## ENTRIES PROVIDED
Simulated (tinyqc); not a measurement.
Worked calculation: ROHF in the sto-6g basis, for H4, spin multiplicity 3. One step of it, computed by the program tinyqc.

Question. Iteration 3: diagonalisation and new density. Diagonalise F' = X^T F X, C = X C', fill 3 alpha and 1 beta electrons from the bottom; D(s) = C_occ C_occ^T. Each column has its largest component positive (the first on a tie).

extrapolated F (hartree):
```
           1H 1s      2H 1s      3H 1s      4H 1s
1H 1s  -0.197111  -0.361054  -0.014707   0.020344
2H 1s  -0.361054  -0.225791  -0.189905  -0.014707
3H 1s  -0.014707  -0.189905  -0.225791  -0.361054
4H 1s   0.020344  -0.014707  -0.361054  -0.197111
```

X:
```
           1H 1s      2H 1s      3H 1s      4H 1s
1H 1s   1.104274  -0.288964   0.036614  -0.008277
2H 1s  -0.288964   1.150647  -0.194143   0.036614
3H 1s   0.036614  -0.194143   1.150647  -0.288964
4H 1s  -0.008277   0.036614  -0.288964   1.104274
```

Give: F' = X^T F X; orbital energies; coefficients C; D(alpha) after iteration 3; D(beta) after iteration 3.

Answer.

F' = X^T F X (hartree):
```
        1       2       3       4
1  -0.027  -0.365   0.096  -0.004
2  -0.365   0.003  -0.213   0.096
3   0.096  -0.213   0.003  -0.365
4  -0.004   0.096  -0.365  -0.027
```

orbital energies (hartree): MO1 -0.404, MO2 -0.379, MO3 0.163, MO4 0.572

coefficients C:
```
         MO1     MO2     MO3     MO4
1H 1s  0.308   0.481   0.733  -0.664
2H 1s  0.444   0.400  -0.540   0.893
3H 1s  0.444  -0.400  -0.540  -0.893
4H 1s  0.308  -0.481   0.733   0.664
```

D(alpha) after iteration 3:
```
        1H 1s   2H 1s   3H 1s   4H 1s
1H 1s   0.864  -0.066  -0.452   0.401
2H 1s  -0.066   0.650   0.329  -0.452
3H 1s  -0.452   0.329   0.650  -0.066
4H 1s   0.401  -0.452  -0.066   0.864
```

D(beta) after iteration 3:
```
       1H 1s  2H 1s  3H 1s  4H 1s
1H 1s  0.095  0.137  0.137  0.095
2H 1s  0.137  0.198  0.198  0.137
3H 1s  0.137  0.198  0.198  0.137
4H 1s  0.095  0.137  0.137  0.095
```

## WORK ITEM
Retype, exactly and with nothing added, the lines of the material above from the first through the one that contains "Worked calculation: ROHF".

## ANSWER BOX
Simulated (tinyqc); not a measurement.
Worked calculation: ROHF in the sto-6g basis, for H4, spin multiplicity 3. One step of it, computed by the program tinyqc.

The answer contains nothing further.